RECORDS PROVIDED >>
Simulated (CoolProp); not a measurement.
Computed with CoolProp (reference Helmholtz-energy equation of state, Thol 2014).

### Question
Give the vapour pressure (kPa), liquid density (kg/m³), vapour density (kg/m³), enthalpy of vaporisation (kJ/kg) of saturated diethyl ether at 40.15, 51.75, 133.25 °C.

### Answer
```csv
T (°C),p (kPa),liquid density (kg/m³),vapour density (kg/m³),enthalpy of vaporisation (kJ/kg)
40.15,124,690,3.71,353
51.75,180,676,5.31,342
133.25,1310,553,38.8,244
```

WORK ITEM >> Reproduce precisely, and with no line left out, each line from the top of the entries through the line that carries "### Question".

TASK RESPONSE >>
Simulated (CoolProp); not a measurement.
Computed with CoolProp (reference Helmholtz-energy equation of state, Thol 2014).

### Question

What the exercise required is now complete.